REQUIREMENT: Exactly the lines from the first line of the listing through the line containing "Cell a = 11.3670" should appear in the output, unchanged.

GIVEN ENTRIES:
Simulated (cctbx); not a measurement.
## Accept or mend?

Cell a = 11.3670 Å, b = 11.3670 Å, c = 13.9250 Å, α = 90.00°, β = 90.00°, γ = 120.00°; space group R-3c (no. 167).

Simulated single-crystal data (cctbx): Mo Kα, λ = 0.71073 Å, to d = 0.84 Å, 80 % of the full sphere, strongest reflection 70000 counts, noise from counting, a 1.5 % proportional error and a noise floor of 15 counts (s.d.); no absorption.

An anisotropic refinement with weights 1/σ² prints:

ANSWER SECTION:
Simulated (cctbx); not a measurement.
## Accept or mend?

Cell a = 11.3670 Å, b = 11.3670 Å, c = 13.9250 Å, α = 90.00°, β = 90.00°, γ = 120.00°; space group R-3c (no. 167).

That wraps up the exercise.